Required action
Give again, word for word, every line below from the one that has "The valence-band top at Γ is" through the one that has "The stress (xx, yy, zz, yz, xz, xy;", both included, and no others.

════════════════════
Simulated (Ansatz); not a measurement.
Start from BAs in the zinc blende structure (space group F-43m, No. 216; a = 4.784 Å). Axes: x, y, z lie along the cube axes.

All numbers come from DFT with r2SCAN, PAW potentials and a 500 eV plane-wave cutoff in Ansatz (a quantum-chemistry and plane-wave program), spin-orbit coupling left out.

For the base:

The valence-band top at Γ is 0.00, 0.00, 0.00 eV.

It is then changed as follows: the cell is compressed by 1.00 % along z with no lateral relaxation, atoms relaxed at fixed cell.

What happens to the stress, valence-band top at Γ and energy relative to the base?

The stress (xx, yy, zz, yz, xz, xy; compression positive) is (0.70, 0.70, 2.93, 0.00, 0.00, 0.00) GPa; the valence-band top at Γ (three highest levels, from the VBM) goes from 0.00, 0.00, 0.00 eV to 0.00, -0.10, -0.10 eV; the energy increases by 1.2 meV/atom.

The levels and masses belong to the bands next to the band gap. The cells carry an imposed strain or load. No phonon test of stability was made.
════════════════════

Solution
The valence-band top at Γ is 0.00, 0.00, 0.00 eV.

It is then changed as follows: the cell is compressed by 1.00 % along z with no lateral relaxation, atoms relaxed at fixed cell.

What happens to the stress, valence-band top at Γ and energy relative to the base?

The stress (xx, yy, zz, yz, xz, xy; compression positive) is (0.70, 0.70, 2.93, 0.00, 0.00, 0.00) GPa; the valence-band top at Γ (three highest levels, from the VBM) goes from 0.00, 0.00, 0.00 eV to 0.00, -0.10, -0.10 eV; the energy increases by 1.2 meV/atom.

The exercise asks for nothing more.